▶ **MATERIAL SUPPLIED**:
++++++++

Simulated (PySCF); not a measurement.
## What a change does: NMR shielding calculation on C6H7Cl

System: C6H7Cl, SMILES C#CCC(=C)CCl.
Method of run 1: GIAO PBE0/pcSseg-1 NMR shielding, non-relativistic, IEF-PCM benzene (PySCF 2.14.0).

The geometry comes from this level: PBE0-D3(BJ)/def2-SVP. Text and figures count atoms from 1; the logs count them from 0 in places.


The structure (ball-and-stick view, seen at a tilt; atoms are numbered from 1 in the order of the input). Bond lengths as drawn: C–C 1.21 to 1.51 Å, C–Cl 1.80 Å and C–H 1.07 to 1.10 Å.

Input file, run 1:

++++++++

▶ **WORK ORDER**: Reproduce verbatim the lines above, from the line with "Method of run" through the line with "The structure (ball-and-stick".

▶ **EXERCISE OUTPUT**:
Method of run 1: GIAO PBE0/pcSseg-1 NMR shielding, non-relativistic, IEF-PCM benzene (PySCF 2.14.0).

The geometry comes from this level: PBE0-D3(BJ)/def2-SVP. Text and figures count atoms from 1; the logs count them from 0 in places.


The structure (ball-and-stick view, seen at a tilt; atoms are numbered from 1 in the order of the input). Bond lengths as drawn: C–C 1.21 to 1.51 Å, C–Cl 1.80 Å and C–H 1.07 to 1.10 Å.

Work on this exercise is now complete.